+ + + + + + +

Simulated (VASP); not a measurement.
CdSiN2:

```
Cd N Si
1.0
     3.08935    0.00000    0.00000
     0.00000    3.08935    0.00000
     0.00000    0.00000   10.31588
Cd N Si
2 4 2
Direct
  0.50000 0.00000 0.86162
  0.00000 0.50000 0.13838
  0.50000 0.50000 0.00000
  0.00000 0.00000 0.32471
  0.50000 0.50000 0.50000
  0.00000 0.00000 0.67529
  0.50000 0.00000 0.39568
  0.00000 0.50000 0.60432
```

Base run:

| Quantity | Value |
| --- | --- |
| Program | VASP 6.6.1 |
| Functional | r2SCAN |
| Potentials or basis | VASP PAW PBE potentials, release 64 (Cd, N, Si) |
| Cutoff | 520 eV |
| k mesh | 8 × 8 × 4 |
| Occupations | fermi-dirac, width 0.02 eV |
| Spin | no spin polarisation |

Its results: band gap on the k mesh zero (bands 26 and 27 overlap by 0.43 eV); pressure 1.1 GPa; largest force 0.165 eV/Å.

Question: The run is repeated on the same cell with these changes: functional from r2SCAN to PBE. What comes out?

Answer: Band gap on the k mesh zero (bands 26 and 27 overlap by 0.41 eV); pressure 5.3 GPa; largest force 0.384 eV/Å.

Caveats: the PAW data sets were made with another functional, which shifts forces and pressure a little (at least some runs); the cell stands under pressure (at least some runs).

+ + + + + + +

### Work order
Retype only this portion of the data above: the line containing "Quantity | Value |", the line containing "Its results: band", and all lines between them, exactly.

### Answer area
| Quantity | Value |
| --- | --- |
| Program | VASP 6.6.1 |
| Functional | r2SCAN |
| Potentials or basis | VASP PAW PBE potentials, release 64 (Cd, N, Si) |
| Cutoff | 520 eV |
| k mesh | 8 × 8 × 4 |
| Occupations | fermi-dirac, width 0.02 eV |
| Spin | no spin polarisation |

Its results: band gap on the k mesh zero (bands 26 and 27 overlap by 0.43 eV); pressure 1.1 GPa; largest force 0.165 eV/Å.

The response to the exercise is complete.